Work task: The data below holds a line containing "## 1. Starting geometry" and a line containing "## 2. Relaxing the molecule with GFN2-xTB"; please quote exactly those two lines and every line between them, and nothing else.

──────── Data extracts ────────

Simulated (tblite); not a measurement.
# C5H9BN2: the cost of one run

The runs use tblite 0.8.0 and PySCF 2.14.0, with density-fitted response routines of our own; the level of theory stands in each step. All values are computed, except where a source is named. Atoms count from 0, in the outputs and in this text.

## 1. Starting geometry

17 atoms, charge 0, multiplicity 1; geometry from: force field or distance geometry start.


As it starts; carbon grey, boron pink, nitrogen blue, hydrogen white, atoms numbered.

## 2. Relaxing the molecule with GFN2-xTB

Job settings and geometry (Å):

────────

Exercise response:
## 1. Starting geometry

17 atoms, charge 0, multiplicity 1; geometry from: force field or distance geometry start.


As it starts; carbon grey, boron pink, nitrogen blue, hydrogen white, atoms numbered.

## 2. Relaxing the molecule with GFN2-xTB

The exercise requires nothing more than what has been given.